* _Work instruction_: Copy each line below without leaving any out.

↓

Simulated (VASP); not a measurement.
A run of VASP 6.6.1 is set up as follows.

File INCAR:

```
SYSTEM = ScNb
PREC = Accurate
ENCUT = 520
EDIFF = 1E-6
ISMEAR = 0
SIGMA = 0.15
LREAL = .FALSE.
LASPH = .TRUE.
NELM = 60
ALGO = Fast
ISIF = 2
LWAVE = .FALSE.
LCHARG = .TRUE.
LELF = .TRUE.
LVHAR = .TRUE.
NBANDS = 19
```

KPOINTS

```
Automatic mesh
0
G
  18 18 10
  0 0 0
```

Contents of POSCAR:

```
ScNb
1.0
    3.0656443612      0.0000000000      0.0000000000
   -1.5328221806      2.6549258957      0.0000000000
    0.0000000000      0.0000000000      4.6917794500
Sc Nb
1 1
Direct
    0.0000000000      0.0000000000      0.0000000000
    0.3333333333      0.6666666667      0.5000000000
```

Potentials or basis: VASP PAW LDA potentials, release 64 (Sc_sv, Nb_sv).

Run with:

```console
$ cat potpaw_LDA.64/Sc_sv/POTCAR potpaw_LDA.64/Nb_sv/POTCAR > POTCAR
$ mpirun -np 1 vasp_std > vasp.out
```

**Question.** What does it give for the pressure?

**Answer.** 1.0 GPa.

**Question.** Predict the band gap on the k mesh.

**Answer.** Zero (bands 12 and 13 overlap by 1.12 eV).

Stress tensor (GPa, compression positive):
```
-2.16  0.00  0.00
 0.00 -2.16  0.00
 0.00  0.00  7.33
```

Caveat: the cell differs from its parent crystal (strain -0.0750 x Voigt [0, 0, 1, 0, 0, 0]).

↑

* _Exercise solution_:
Simulated (VASP); not a measurement.
A run of VASP 6.6.1 is set up as follows.

File INCAR:

```
SYSTEM = ScNb
PREC = Accurate
ENCUT = 520
EDIFF = 1E-6
ISMEAR = 0
SIGMA = 0.15
LREAL = .FALSE.
LASPH = .TRUE.
NELM = 60
ALGO = Fast
ISIF = 2
LWAVE = .FALSE.
LCHARG = .TRUE.
LELF = .TRUE.
LVHAR = .TRUE.
NBANDS = 19
```

KPOINTS

```
Automatic mesh
0
G
  18 18 10
  0 0 0
```

Contents of POSCAR:

```
ScNb
1.0
    3.0656443612      0.0000000000      0.0000000000
   -1.5328221806      2.6549258957      0.0000000000
    0.0000000000      0.0000000000      4.6917794500
Sc Nb
1 1
Direct
    0.0000000000      0.0000000000      0.0000000000
    0.3333333333      0.6666666667      0.5000000000
```

Potentials or basis: VASP PAW LDA potentials, release 64 (Sc_sv, Nb_sv).

Run with:

```console
$ cat potpaw_LDA.64/Sc_sv/POTCAR potpaw_LDA.64/Nb_sv/POTCAR > POTCAR
$ mpirun -np 1 vasp_std > vasp.out
```

**Question.** What does it give for the pressure?

**Answer.** 1.0 GPa.

**Question.** Predict the band gap on the k mesh.

**Answer.** Zero (bands 12 and 13 overlap by 1.12 eV).

Stress tensor (GPa, compression positive):
```
-2.16  0.00  0.00
 0.00 -2.16  0.00
 0.00  0.00  7.33
```

Caveat: the cell differs from its parent crystal (strain -0.0750 x Voigt [0, 0, 1, 0, 0, 0]).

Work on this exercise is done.